··· Data extracts

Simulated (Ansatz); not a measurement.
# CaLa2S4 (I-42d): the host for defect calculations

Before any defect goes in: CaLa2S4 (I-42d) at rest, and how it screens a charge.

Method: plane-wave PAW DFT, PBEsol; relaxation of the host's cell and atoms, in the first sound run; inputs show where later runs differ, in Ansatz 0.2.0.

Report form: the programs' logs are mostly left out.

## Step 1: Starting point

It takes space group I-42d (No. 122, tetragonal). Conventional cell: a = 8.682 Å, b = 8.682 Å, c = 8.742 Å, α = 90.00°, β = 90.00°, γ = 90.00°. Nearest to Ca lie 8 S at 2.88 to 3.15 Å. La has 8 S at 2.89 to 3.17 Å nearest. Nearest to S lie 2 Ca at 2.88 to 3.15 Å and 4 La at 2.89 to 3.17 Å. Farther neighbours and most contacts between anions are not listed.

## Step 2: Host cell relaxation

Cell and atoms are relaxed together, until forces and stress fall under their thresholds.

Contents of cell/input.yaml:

······

Work item – Take the records and restate them word for word.

Task result –
Simulated (Ansatz); not a measurement.
# CaLa2S4 (I-42d): the host for defect calculations

Before any defect goes in: CaLa2S4 (I-42d) at rest, and how it screens a charge.

Method: plane-wave PAW DFT, PBEsol; relaxation of the host's cell and atoms, in the first sound run; inputs show where later runs differ, in Ansatz 0.2.0.

Report form: the programs' logs are mostly left out.

## Step 1: Starting point

It takes space group I-42d (No. 122, tetragonal). Conventional cell: a = 8.682 Å, b = 8.682 Å, c = 8.742 Å, α = 90.00°, β = 90.00°, γ = 90.00°. Nearest to Ca lie 8 S at 2.88 to 3.15 Å. La has 8 S at 2.89 to 3.17 Å nearest. Nearest to S lie 2 Ca at 2.88 to 3.15 Å and 4 La at 2.89 to 3.17 Å. Farther neighbours and most contacts between anions are not listed.

## Step 2: Host cell relaxation

Cell and atoms are relaxed together, until forces and stress fall under their thresholds.

Contents of cell/input.yaml:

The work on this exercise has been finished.